[Work order] Take the material below and restate it word for word, stopping after the line in which "1.540 | 2.182 |" occurs.

*** Opening Supplied material ***

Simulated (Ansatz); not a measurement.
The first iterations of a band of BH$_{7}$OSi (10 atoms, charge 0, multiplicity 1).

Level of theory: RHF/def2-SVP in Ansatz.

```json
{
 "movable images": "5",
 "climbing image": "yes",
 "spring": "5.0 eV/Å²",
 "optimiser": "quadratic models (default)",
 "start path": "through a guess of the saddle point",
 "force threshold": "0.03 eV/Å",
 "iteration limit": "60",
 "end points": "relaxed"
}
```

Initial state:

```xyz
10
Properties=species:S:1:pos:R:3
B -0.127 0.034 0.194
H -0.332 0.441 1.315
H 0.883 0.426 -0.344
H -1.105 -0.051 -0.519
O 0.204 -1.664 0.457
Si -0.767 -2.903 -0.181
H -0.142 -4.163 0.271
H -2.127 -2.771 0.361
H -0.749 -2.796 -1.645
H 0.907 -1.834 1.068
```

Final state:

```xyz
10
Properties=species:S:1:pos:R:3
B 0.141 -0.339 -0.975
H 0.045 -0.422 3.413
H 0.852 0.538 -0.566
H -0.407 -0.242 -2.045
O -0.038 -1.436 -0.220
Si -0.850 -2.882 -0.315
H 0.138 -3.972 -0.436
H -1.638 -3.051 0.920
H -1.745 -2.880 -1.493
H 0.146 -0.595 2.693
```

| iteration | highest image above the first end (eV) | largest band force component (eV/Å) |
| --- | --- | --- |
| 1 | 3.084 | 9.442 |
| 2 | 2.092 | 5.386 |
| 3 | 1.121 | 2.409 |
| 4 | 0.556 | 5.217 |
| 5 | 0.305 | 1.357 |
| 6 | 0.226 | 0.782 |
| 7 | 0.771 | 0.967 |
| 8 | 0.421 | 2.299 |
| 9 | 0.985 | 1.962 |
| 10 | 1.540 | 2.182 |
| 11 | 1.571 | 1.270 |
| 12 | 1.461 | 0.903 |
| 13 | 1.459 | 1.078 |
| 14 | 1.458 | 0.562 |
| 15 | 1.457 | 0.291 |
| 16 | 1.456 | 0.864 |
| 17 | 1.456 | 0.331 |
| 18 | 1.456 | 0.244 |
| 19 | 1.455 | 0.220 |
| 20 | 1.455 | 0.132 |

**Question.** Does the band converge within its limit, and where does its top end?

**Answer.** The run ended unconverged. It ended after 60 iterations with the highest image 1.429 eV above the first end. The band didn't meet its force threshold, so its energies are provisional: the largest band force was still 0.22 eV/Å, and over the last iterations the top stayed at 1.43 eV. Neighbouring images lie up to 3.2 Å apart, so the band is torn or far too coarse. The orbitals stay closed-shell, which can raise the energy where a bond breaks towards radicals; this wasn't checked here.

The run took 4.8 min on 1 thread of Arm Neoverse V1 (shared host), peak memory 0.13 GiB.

*** Closing Supplied material ***

[Exercise output]
Simulated (Ansatz); not a measurement.
The first iterations of a band of BH$_{7}$OSi (10 atoms, charge 0, multiplicity 1).

Level of theory: RHF/def2-SVP in Ansatz.

```json
{
 "movable images": "5",
 "climbing image": "yes",
 "spring": "5.0 eV/Å²",
 "optimiser": "quadratic models (default)",
 "start path": "through a guess of the saddle point",
 "force threshold": "0.03 eV/Å",
 "iteration limit": "60",
 "end points": "relaxed"
}
```

Initial state:

```xyz
10
Properties=species:S:1:pos:R:3
B -0.127 0.034 0.194
H -0.332 0.441 1.315
H 0.883 0.426 -0.344
H -1.105 -0.051 -0.519
O 0.204 -1.664 0.457
Si -0.767 -2.903 -0.181
H -0.142 -4.163 0.271
H -2.127 -2.771 0.361
H -0.749 -2.796 -1.645
H 0.907 -1.834 1.068
```

Final state:

```xyz
10
Properties=species:S:1:pos:R:3
B 0.141 -0.339 -0.975
H 0.045 -0.422 3.413
H 0.852 0.538 -0.566
H -0.407 -0.242 -2.045
O -0.038 -1.436 -0.220
Si -0.850 -2.882 -0.315
H 0.138 -3.972 -0.436
H -1.638 -3.051 0.920
H -1.745 -2.880 -1.493
H 0.146 -0.595 2.693
```

| iteration | highest image above the first end (eV) | largest band force component (eV/Å) |
| --- | --- | --- |
| 1 | 3.084 | 9.442 |
| 2 | 2.092 | 5.386 |
| 3 | 1.121 | 2.409 |
| 4 | 0.556 | 5.217 |
| 5 | 0.305 | 1.357 |
| 6 | 0.226 | 0.782 |
| 7 | 0.771 | 0.967 |
| 8 | 0.421 | 2.299 |
| 9 | 0.985 | 1.962 |
| 10 | 1.540 | 2.182 |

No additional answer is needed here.